• • • •

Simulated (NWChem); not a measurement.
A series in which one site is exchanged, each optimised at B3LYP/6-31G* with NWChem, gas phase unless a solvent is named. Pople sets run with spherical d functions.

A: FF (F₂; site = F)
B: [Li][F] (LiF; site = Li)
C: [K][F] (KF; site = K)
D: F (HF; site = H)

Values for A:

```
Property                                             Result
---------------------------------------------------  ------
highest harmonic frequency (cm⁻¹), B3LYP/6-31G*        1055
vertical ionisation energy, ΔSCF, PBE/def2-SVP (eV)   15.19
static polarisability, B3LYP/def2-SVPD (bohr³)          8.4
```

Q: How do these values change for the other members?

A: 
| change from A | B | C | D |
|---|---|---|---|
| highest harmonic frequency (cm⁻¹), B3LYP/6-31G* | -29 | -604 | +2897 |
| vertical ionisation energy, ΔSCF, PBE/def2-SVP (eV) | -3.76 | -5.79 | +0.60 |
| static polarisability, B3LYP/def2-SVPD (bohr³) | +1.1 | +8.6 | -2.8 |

• • • •

Work request: Stop at the line containing "-5.79 | +0.60 |". Please print exactly every line before it from the start of the records, plus that line itself, and nothing else.

Exercise response:
Simulated (NWChem); not a measurement.
A series in which one site is exchanged, each optimised at B3LYP/6-31G* with NWChem, gas phase unless a solvent is named. Pople sets run with spherical d functions.

A: FF (F₂; site = F)
B: [Li][F] (LiF; site = Li)
C: [K][F] (KF; site = K)
D: F (HF; site = H)

Values for A:

```
Property                                             Result
---------------------------------------------------  ------
highest harmonic frequency (cm⁻¹), B3LYP/6-31G*        1055
vertical ionisation energy, ΔSCF, PBE/def2-SVP (eV)   15.19
static polarisability, B3LYP/def2-SVPD (bohr³)          8.4
```

Q: How do these values change for the other members?

A: 
| change from A | B | C | D |
|---|---|---|---|
| highest harmonic frequency (cm⁻¹), B3LYP/6-31G* | -29 | -604 | +2897 |
| vertical ionisation energy, ΔSCF, PBE/def2-SVP (eV) | -3.76 | -5.79 | +0.60 |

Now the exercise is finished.